> RECORDS PROVIDED
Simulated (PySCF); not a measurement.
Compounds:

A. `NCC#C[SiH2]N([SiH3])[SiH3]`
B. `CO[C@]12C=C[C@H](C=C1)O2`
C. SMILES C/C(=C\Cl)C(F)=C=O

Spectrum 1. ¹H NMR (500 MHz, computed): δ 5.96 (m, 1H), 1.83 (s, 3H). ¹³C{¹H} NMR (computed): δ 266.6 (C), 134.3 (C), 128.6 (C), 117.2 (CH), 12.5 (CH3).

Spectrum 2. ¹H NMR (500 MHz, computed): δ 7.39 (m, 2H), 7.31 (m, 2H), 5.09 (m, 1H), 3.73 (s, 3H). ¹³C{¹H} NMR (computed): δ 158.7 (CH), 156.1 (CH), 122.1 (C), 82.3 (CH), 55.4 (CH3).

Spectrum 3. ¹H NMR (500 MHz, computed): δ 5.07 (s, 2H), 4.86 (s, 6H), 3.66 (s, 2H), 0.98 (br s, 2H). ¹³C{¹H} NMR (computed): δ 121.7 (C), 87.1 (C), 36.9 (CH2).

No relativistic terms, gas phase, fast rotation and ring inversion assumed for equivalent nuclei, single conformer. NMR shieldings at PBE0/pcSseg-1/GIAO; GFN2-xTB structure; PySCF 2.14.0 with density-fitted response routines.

> WORK REQUEST
Print only the lines that run from the start of the listing to the line bearing "Spectrum 3. ¹H"; please keep the first line and that last one, exactly as they appear.

> TASK ANSWER
Simulated (PySCF); not a measurement.
Compounds:

A. `NCC#C[SiH2]N([SiH3])[SiH3]`
B. `CO[C@]12C=C[C@H](C=C1)O2`
C. SMILES C/C(=C\Cl)C(F)=C=O

Spectrum 1. ¹H NMR (500 MHz, computed): δ 5.96 (m, 1H), 1.83 (s, 3H). ¹³C{¹H} NMR (computed): δ 266.6 (C), 134.3 (C), 128.6 (C), 117.2 (CH), 12.5 (CH3).

Spectrum 2. ¹H NMR (500 MHz, computed): δ 7.39 (m, 2H), 7.31 (m, 2H), 5.09 (m, 1H), 3.73 (s, 3H). ¹³C{¹H} NMR (computed): δ 158.7 (CH), 156.1 (CH), 122.1 (C), 82.3 (CH), 55.4 (CH3).

Spectrum 3. ¹H NMR (500 MHz, computed): δ 5.07 (s, 2H), 4.86 (s, 6H), 3.66 (s, 2H), 0.98 (br s, 2H). ¹³C{¹H} NMR (computed): δ 121.7 (C), 87.1 (C), 36.9 (CH2).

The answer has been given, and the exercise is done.